Below is a listing; repeat exactly the lines from the one containing "- 0.55, exchange" to the one containing "- 3.483, dispersivity", both included.

>>>

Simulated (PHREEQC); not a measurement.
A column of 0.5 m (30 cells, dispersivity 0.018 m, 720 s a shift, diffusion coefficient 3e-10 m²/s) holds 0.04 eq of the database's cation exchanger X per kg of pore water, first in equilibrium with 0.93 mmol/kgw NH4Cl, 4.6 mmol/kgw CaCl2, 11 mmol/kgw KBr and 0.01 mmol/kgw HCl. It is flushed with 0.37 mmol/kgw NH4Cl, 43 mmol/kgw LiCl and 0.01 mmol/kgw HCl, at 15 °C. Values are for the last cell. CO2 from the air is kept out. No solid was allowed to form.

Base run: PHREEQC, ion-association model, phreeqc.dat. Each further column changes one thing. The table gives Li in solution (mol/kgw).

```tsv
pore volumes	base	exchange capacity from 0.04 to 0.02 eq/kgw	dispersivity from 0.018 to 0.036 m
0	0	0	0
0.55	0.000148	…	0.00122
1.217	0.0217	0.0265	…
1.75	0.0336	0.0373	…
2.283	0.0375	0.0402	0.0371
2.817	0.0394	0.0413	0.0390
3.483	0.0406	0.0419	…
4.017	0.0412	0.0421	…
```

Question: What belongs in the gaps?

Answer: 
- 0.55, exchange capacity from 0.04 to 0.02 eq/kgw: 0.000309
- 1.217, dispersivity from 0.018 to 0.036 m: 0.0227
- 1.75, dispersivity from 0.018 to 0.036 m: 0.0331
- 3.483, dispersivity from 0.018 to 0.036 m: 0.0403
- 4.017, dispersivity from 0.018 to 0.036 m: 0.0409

<<<

EXERCISE RESULT.
- 0.55, exchange capacity from 0.04 to 0.02 eq/kgw: 0.000309
- 1.217, dispersivity from 0.018 to 0.036 m: 0.0227
- 1.75, dispersivity from 0.018 to 0.036 m: 0.0331
- 3.483, dispersivity from 0.018 to 0.036 m: 0.0403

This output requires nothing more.